**ASSIGNMENT**
Start the output with the opening line of the listing below and continue, reproducing each line exactly, up to and including the line that contains "-1.3048 | -0.9335 |".

--------
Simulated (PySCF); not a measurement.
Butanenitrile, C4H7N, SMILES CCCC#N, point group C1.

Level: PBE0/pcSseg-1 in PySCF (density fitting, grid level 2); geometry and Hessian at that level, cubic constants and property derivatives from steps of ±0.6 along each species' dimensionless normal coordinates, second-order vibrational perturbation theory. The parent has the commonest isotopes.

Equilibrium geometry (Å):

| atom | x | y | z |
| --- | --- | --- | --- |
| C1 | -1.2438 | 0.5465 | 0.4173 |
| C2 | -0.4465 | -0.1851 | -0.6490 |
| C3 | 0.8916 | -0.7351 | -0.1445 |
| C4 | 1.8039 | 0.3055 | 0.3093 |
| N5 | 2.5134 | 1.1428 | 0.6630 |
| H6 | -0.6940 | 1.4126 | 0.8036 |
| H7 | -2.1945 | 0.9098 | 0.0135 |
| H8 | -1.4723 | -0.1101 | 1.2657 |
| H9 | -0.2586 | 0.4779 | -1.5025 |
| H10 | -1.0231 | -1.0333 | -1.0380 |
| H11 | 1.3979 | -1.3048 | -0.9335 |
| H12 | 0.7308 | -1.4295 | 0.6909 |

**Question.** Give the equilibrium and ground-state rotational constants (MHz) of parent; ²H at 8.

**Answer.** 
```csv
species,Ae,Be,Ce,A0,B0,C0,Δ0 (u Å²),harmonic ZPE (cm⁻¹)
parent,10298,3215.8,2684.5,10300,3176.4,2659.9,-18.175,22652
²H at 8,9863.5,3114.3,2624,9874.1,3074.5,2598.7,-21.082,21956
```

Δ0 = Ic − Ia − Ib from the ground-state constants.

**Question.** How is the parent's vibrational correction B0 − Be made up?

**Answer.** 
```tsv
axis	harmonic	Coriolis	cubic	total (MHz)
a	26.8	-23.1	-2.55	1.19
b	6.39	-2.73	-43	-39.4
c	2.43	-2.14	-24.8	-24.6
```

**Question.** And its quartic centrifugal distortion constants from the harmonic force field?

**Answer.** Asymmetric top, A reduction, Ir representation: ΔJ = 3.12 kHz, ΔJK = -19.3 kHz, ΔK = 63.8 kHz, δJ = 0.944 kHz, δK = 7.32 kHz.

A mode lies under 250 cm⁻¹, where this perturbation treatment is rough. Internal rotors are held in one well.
--------

**RESPONSE**
Simulated (PySCF); not a measurement.
Butanenitrile, C4H7N, SMILES CCCC#N, point group C1.

Level: PBE0/pcSseg-1 in PySCF (density fitting, grid level 2); geometry and Hessian at that level, cubic constants and property derivatives from steps of ±0.6 along each species' dimensionless normal coordinates, second-order vibrational perturbation theory. The parent has the commonest isotopes.

Equilibrium geometry (Å):

| atom | x | y | z |
| --- | --- | --- | --- |
| C1 | -1.2438 | 0.5465 | 0.4173 |
| C2 | -0.4465 | -0.1851 | -0.6490 |
| C3 | 0.8916 | -0.7351 | -0.1445 |
| C4 | 1.8039 | 0.3055 | 0.3093 |
| N5 | 2.5134 | 1.1428 | 0.6630 |
| H6 | -0.6940 | 1.4126 | 0.8036 |
| H7 | -2.1945 | 0.9098 | 0.0135 |
| H8 | -1.4723 | -0.1101 | 1.2657 |
| H9 | -0.2586 | 0.4779 | -1.5025 |
| H10 | -1.0231 | -1.0333 | -1.0380 |
| H11 | 1.3979 | -1.3048 | -0.9335 |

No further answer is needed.